MATERIAL PROVIDED:
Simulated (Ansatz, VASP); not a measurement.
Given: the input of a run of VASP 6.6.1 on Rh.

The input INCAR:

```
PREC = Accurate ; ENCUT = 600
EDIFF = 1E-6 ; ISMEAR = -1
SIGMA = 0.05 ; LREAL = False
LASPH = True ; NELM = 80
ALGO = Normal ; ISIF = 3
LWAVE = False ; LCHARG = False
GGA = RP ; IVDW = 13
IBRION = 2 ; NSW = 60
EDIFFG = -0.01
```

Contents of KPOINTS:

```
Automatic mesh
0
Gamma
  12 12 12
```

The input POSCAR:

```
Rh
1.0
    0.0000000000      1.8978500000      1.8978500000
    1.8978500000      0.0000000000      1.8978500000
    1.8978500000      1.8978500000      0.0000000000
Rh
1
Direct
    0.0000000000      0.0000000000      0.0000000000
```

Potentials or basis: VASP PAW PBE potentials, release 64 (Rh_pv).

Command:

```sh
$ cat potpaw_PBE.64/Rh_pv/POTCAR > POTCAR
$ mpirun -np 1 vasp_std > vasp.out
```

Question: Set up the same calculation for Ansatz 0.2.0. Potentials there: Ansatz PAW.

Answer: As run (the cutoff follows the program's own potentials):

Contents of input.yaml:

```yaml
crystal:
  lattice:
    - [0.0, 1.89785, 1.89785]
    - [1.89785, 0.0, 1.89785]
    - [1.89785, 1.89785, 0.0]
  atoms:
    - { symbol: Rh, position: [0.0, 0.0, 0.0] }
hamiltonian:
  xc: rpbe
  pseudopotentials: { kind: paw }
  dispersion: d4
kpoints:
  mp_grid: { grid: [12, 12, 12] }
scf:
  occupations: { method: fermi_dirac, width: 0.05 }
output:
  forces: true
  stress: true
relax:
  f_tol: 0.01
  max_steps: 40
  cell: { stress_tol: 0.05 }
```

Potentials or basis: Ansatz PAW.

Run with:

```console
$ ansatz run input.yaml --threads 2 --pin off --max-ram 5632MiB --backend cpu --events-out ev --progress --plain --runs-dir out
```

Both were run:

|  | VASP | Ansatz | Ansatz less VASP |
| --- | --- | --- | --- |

WORK REQUEST:
Beginning of the records through the line with "less VASP |": return that span exactly and stop there.

TASK ANSWER:
Simulated (Ansatz, VASP); not a measurement.
Given: the input of a run of VASP 6.6.1 on Rh.

The input INCAR:

```
PREC = Accurate ; ENCUT = 600
EDIFF = 1E-6 ; ISMEAR = -1
SIGMA = 0.05 ; LREAL = False
LASPH = True ; NELM = 80
ALGO = Normal ; ISIF = 3
LWAVE = False ; LCHARG = False
GGA = RP ; IVDW = 13
IBRION = 2 ; NSW = 60
EDIFFG = -0.01
```

Contents of KPOINTS:

```
Automatic mesh
0
Gamma
  12 12 12
```

The input POSCAR:

```
Rh
1.0
    0.0000000000      1.8978500000      1.8978500000
    1.8978500000      0.0000000000      1.8978500000
    1.8978500000      1.8978500000      0.0000000000
Rh
1
Direct
    0.0000000000      0.0000000000      0.0000000000
```

Potentials or basis: VASP PAW PBE potentials, release 64 (Rh_pv).

Command:

```sh
$ cat potpaw_PBE.64/Rh_pv/POTCAR > POTCAR
$ mpirun -np 1 vasp_std > vasp.out
```

Question: Set up the same calculation for Ansatz 0.2.0. Potentials there: Ansatz PAW.

Answer: As run (the cutoff follows the program's own potentials):

Contents of input.yaml:

```yaml
crystal:
  lattice:
    - [0.0, 1.89785, 1.89785]
    - [1.89785, 0.0, 1.89785]
    - [1.89785, 1.89785, 0.0]
  atoms:
    - { symbol: Rh, position: [0.0, 0.0, 0.0] }
hamiltonian:
  xc: rpbe
  pseudopotentials: { kind: paw }
  dispersion: d4
kpoints:
  mp_grid: { grid: [12, 12, 12] }
scf:
  occupations: { method: fermi_dirac, width: 0.05 }
output:
  forces: true
  stress: true
relax:
  f_tol: 0.01
  max_steps: 40
  cell: { stress_tol: 0.05 }
```

Potentials or basis: Ansatz PAW.

Run with:

```console
$ ansatz run input.yaml --threads 2 --pin off --max-ram 5632MiB --backend cpu --events-out ev --progress --plain --runs-dir out
```

Both were run:

|  | VASP | Ansatz | Ansatz less VASP |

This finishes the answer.